Work request - What's required is a verbatim printout of all the data.

** Opening Input data block **
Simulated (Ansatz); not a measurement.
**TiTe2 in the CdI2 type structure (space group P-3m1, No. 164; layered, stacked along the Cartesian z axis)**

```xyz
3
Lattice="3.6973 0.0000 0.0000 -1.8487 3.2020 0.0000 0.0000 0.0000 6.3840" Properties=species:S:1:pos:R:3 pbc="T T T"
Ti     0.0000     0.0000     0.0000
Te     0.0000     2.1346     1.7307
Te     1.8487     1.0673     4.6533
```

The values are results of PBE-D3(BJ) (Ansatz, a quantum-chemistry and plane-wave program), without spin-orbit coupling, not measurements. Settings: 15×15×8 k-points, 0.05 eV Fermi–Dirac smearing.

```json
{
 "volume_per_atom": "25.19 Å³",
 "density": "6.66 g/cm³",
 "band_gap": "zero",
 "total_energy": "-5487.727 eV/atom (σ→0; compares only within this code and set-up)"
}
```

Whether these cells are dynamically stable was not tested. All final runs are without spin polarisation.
** Closing Input data block **

Task output -
Simulated (Ansatz); not a measurement.
**TiTe2 in the CdI2 type structure (space group P-3m1, No. 164; layered, stacked along the Cartesian z axis)**

```xyz
3
Lattice="3.6973 0.0000 0.0000 -1.8487 3.2020 0.0000 0.0000 0.0000 6.3840" Properties=species:S:1:pos:R:3 pbc="T T T"
Ti     0.0000     0.0000     0.0000
Te     0.0000     2.1346     1.7307
Te     1.8487     1.0673     4.6533
```

The values are results of PBE-D3(BJ) (Ansatz, a quantum-chemistry and plane-wave program), without spin-orbit coupling, not measurements. Settings: 15×15×8 k-points, 0.05 eV Fermi–Dirac smearing.

```json
{
 "volume_per_atom": "25.19 Å³",
 "density": "6.66 g/cm³",
 "band_gap": "zero",
 "total_energy": "-5487.727 eV/atom (σ→0; compares only within this code and set-up)"
}
```

Whether these cells are dynamically stable was not tested. All final runs are without spin polarisation.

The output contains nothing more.